_EXERCISE:_
Set down, in full, every record in the block.

EXTRACTED RECORDS below:

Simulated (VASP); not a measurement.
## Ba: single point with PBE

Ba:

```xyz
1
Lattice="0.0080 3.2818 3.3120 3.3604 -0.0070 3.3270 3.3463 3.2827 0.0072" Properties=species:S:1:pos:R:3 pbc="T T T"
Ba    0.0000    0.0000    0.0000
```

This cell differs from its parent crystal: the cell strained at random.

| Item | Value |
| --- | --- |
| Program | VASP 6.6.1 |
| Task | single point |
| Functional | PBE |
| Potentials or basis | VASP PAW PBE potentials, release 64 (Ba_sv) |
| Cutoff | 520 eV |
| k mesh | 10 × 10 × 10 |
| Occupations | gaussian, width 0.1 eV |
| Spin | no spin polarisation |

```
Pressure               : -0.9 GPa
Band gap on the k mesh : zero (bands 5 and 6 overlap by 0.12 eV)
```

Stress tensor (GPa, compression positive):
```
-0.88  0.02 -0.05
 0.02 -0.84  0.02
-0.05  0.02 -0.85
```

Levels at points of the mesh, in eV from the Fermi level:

End of EXTRACTED RECORDS.

_RESPONSE AREA:_
Simulated (VASP); not a measurement.
## Ba: single point with PBE

Ba:

```xyz
1
Lattice="0.0080 3.2818 3.3120 3.3604 -0.0070 3.3270 3.3463 3.2827 0.0072" Properties=species:S:1:pos:R:3 pbc="T T T"
Ba    0.0000    0.0000    0.0000
```

This cell differs from its parent crystal: the cell strained at random.

| Item | Value |
| --- | --- |
| Program | VASP 6.6.1 |
| Task | single point |
| Functional | PBE |
| Potentials or basis | VASP PAW PBE potentials, release 64 (Ba_sv) |
| Cutoff | 520 eV |
| k mesh | 10 × 10 × 10 |
| Occupations | gaussian, width 0.1 eV |
| Spin | no spin polarisation |

```
Pressure               : -0.9 GPa
Band gap on the k mesh : zero (bands 5 and 6 overlap by 0.12 eV)
```

Stress tensor (GPa, compression positive):
```
-0.88  0.02 -0.05
 0.02 -0.84  0.02
-0.05  0.02 -0.85
```

Levels at points of the mesh, in eV from the Fermi level:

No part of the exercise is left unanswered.